» Task item
From the first line to the last, write out the records exactly.

--- START ---
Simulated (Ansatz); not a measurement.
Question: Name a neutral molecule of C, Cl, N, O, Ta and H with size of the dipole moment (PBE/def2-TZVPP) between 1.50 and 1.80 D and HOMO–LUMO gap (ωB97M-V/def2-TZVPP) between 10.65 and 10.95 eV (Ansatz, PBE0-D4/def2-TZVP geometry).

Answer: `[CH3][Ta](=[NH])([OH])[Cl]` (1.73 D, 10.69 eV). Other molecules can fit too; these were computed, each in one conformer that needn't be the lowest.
--- END ---

» Result
Simulated (Ansatz); not a measurement.
Question: Name a neutral molecule of C, Cl, N, O, Ta and H with size of the dipole moment (PBE/def2-TZVPP) between 1.50 and 1.80 D and HOMO–LUMO gap (ωB97M-V/def2-TZVPP) between 10.65 and 10.95 eV (Ansatz, PBE0-D4/def2-TZVP geometry).

Answer: `[CH3][Ta](=[NH])([OH])[Cl]` (1.73 D, 10.69 eV). Other molecules can fit too; these were computed, each in one conformer that needn't be the lowest.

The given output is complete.